**ACTIVITY:**
Exact repetition is required: output every record in full.

*** RECORD SET ***

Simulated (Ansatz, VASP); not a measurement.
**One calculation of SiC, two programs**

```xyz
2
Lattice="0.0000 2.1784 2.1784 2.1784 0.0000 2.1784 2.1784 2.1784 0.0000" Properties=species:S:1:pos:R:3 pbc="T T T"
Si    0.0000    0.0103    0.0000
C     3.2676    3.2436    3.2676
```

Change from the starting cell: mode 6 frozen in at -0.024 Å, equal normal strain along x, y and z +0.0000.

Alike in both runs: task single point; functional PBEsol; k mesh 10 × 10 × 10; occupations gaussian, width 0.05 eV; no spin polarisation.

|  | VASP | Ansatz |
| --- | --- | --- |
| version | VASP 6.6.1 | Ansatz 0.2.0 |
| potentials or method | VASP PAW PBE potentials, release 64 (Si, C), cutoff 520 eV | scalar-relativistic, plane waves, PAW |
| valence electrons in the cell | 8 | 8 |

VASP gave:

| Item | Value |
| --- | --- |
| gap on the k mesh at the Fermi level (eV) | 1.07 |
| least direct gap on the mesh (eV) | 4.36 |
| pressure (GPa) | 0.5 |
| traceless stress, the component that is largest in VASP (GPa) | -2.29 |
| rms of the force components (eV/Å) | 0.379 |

*** End of RECORD SET ***

**YOUR RESPONSE:**
Simulated (Ansatz, VASP); not a measurement.
**One calculation of SiC, two programs**

```xyz
2
Lattice="0.0000 2.1784 2.1784 2.1784 0.0000 2.1784 2.1784 2.1784 0.0000" Properties=species:S:1:pos:R:3 pbc="T T T"
Si    0.0000    0.0103    0.0000
C     3.2676    3.2436    3.2676
```

Change from the starting cell: mode 6 frozen in at -0.024 Å, equal normal strain along x, y and z +0.0000.

Alike in both runs: task single point; functional PBEsol; k mesh 10 × 10 × 10; occupations gaussian, width 0.05 eV; no spin polarisation.

|  | VASP | Ansatz |
| --- | --- | --- |
| version | VASP 6.6.1 | Ansatz 0.2.0 |
| potentials or method | VASP PAW PBE potentials, release 64 (Si, C), cutoff 520 eV | scalar-relativistic, plane waves, PAW |
| valence electrons in the cell | 8 | 8 |

VASP gave:

| Item | Value |
| --- | --- |
| gap on the k mesh at the Fermi level (eV) | 1.07 |
| least direct gap on the mesh (eV) | 4.36 |
| pressure (GPa) | 0.5 |
| traceless stress, the component that is largest in VASP (GPa) | -2.29 |
| rms of the force components (eV/Å) | 0.379 |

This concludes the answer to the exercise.